→ Work instruction
Below are some records. Return exactly the lines from the one with "Source: NASA polynomial" to the one with "### Question", and nothing else.

→ Information provided
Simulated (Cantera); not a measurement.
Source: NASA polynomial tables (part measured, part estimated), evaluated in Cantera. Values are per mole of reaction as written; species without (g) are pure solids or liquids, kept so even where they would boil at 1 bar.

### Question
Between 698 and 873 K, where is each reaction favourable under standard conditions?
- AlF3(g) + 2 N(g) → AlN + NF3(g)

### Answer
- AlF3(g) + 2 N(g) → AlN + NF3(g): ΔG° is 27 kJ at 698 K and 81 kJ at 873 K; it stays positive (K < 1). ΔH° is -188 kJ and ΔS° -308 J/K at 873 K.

→ Written solution
Source: NASA polynomial tables (part measured, part estimated), evaluated in Cantera. Values are per mole of reaction as written; species without (g) are pure solids or liquids, kept so even where they would boil at 1 bar.

### Question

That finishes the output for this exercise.